## Activity
Copy every record exactly. Nothing may be skipped.

## Extracted entries
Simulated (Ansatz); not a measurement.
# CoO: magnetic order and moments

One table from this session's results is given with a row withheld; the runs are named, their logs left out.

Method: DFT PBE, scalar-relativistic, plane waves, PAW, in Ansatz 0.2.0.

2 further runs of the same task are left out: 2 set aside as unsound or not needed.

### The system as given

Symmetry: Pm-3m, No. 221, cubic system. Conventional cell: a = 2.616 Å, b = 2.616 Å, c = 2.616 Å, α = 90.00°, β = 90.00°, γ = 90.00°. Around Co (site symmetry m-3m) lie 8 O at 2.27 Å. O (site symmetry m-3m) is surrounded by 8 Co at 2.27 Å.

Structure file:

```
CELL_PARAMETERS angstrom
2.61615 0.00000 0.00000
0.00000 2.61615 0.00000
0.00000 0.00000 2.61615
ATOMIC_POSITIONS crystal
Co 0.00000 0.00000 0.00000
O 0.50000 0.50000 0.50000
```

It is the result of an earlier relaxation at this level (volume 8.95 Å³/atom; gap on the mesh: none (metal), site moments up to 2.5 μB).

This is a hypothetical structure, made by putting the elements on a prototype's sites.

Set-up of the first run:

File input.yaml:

## Task response
Simulated (Ansatz); not a measurement.
# CoO: magnetic order and moments

One table from this session's results is given with a row withheld; the runs are named, their logs left out.

Method: DFT PBE, scalar-relativistic, plane waves, PAW, in Ansatz 0.2.0.

2 further runs of the same task are left out: 2 set aside as unsound or not needed.

### The system as given

Symmetry: Pm-3m, No. 221, cubic system. Conventional cell: a = 2.616 Å, b = 2.616 Å, c = 2.616 Å, α = 90.00°, β = 90.00°, γ = 90.00°. Around Co (site symmetry m-3m) lie 8 O at 2.27 Å. O (site symmetry m-3m) is surrounded by 8 Co at 2.27 Å.

Structure file:

```
CELL_PARAMETERS angstrom
2.61615 0.00000 0.00000
0.00000 2.61615 0.00000
0.00000 0.00000 2.61615
ATOMIC_POSITIONS crystal
Co 0.00000 0.00000 0.00000
O 0.50000 0.50000 0.50000
```

It is the result of an earlier relaxation at this level (volume 8.95 Å³/atom; gap on the mesh: none (metal), site moments up to 2.5 μB).

This is a hypothetical structure, made by putting the elements on a prototype's sites.

Set-up of the first run:

File input.yaml:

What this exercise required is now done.